=== Requirement ===
Using the exact wording, repeat every line of the material.

=== Dataset ===
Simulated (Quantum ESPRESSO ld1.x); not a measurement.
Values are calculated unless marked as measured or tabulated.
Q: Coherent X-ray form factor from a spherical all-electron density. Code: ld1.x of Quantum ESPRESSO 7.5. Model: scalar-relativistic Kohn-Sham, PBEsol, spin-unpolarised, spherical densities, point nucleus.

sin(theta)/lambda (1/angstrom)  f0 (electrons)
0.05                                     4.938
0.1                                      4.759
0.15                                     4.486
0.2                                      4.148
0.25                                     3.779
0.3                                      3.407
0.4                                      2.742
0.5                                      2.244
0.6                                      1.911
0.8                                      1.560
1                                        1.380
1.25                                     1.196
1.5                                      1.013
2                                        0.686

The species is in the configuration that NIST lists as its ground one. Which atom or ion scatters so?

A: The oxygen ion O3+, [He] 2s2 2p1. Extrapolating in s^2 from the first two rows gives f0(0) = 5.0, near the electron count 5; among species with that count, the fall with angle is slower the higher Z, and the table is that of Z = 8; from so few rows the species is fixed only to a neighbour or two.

=== Your solution ===
Simulated (Quantum ESPRESSO ld1.x); not a measurement.
Values are calculated unless marked as measured or tabulated.
Q: Coherent X-ray form factor from a spherical all-electron density. Code: ld1.x of Quantum ESPRESSO 7.5. Model: scalar-relativistic Kohn-Sham, PBEsol, spin-unpolarised, spherical densities, point nucleus.

sin(theta)/lambda (1/angstrom)  f0 (electrons)
0.05                                     4.938
0.1                                      4.759
0.15                                     4.486
0.2                                      4.148
0.25                                     3.779
0.3                                      3.407
0.4                                      2.742
0.5                                      2.244
0.6                                      1.911
0.8                                      1.560
1                                        1.380
1.25                                     1.196
1.5                                      1.013
2                                        0.686

The species is in the configuration that NIST lists as its ground one. Which atom or ion scatters so?

A: The oxygen ion O3+, [He] 2s2 2p1. Extrapolating in s^2 from the first two rows gives f0(0) = 5.0, near the electron count 5; among species with that count, the fall with angle is slower the higher Z, and the table is that of Z = 8; from so few rows the species is fixed only to a neighbour or two.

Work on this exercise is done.